- _Provided records_
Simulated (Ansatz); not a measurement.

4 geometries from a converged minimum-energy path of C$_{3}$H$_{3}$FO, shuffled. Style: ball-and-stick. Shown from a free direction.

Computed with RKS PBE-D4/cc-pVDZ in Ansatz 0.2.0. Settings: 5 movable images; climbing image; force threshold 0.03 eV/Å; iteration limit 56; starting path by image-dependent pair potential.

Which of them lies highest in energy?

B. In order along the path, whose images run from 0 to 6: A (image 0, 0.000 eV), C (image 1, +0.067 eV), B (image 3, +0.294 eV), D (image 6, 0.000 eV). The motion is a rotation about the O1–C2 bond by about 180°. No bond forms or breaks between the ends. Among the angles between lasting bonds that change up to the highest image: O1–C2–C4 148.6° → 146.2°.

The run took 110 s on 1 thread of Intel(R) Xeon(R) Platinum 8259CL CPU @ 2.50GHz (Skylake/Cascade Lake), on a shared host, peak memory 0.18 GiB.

- _Work instruction_
What is needed is an exact copy of the lines from the start of the listing through the line where "4 geometries from" sits, please, both end lines included and nothing more.

- _Problem solution_
Simulated (Ansatz); not a measurement.

4 geometries from a converged minimum-energy path of C$_{3}$H$_{3}$FO, shuffled. Style: ball-and-stick. Shown from a free direction.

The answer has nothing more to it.